Work request: From the entries below, output the line with "Points: T (K)" and each following line up to and including the line with "Question: What got this run through?", exactly as written.

<<<<

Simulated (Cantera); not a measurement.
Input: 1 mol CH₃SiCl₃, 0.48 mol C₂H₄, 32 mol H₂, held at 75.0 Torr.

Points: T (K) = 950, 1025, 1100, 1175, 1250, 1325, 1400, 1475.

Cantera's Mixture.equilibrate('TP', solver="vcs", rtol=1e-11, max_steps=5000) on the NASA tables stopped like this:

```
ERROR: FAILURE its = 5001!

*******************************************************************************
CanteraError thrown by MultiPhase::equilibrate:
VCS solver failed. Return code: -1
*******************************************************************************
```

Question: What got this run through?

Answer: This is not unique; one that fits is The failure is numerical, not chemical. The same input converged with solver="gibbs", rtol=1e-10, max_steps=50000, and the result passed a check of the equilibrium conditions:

>>>>

Answer box:
Points: T (K) = 950, 1025, 1100, 1175, 1250, 1325, 1400, 1475.

Cantera's Mixture.equilibrate('TP', solver="vcs", rtol=1e-11, max_steps=5000) on the NASA tables stopped like this:

```
ERROR: FAILURE its = 5001!

*******************************************************************************
CanteraError thrown by MultiPhase::equilibrate:
VCS solver failed. Return code: -1
*******************************************************************************
```

Question: What got this run through?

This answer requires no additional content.